= = = = =

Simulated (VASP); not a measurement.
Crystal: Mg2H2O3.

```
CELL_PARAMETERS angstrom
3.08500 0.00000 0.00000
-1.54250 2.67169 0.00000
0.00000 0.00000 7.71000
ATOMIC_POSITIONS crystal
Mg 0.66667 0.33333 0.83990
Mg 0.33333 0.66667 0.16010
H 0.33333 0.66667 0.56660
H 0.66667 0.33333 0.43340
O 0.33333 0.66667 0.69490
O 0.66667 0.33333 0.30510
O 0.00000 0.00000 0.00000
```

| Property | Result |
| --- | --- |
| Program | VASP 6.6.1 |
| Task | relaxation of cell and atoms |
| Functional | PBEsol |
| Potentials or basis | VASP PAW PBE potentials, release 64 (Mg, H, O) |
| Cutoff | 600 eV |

= = = = =

_WORK ITEM_
Copy out the entries in full, exactly as they appear.

_EXERCISE SOLUTION_
Simulated (VASP); not a measurement.
Crystal: Mg2H2O3.

```
CELL_PARAMETERS angstrom
3.08500 0.00000 0.00000
-1.54250 2.67169 0.00000
0.00000 0.00000 7.71000
ATOMIC_POSITIONS crystal
Mg 0.66667 0.33333 0.83990
Mg 0.33333 0.66667 0.16010
H 0.33333 0.66667 0.56660
H 0.66667 0.33333 0.43340
O 0.33333 0.66667 0.69490
O 0.66667 0.33333 0.30510
O 0.00000 0.00000 0.00000
```

| Property | Result |
| --- | --- |
| Program | VASP 6.6.1 |
| Task | relaxation of cell and atoms |
| Functional | PBEsol |
| Potentials or basis | VASP PAW PBE potentials, release 64 (Mg, H, O) |
| Cutoff | 600 eV |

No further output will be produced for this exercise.